§ Requirement: Output each line of the data word for word, from the first through the line that holds "Numbering as in", and leave off whatever follows.

§ Extracted entries:
━━━━

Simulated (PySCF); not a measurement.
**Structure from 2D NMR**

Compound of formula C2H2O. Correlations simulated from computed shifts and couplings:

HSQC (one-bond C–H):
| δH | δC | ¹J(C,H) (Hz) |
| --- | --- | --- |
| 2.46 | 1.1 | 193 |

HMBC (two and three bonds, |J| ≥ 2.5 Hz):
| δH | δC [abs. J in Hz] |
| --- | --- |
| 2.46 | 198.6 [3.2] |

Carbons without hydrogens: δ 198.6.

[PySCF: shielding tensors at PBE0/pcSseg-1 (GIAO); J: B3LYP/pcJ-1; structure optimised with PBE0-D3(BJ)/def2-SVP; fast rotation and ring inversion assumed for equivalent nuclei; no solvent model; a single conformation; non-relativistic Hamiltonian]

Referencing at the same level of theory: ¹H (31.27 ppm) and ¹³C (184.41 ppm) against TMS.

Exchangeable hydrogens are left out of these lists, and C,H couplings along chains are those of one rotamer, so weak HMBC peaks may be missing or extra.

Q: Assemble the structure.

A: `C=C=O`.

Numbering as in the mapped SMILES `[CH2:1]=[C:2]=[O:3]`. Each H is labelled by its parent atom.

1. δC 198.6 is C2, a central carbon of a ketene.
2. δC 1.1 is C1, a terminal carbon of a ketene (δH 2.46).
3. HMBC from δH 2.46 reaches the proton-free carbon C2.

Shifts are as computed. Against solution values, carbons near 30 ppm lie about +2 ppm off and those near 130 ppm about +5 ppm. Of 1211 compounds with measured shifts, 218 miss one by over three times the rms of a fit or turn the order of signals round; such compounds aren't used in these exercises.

━━━━

§ Answer box:
Simulated (PySCF); not a measurement.
**Structure from 2D NMR**

Compound of formula C2H2O. Correlations simulated from computed shifts and couplings:

HSQC (one-bond C–H):
| δH | δC | ¹J(C,H) (Hz) |
| --- | --- | --- |
| 2.46 | 1.1 | 193 |

HMBC (two and three bonds, |J| ≥ 2.5 Hz):
| δH | δC [abs. J in Hz] |
| --- | --- |
| 2.46 | 198.6 [3.2] |

Carbons without hydrogens: δ 198.6.

[PySCF: shielding tensors at PBE0/pcSseg-1 (GIAO); J: B3LYP/pcJ-1; structure optimised with PBE0-D3(BJ)/def2-SVP; fast rotation and ring inversion assumed for equivalent nuclei; no solvent model; a single conformation; non-relativistic Hamiltonian]

Referencing at the same level of theory: ¹H (31.27 ppm) and ¹³C (184.41 ppm) against TMS.

Exchangeable hydrogens are left out of these lists, and C,H couplings along chains are those of one rotamer, so weak HMBC peaks may be missing or extra.

Q: Assemble the structure.

A: `C=C=O`.

Numbering as in the mapped SMILES `[CH2:1]=[C:2]=[O:3]`. Each H is labelled by its parent atom.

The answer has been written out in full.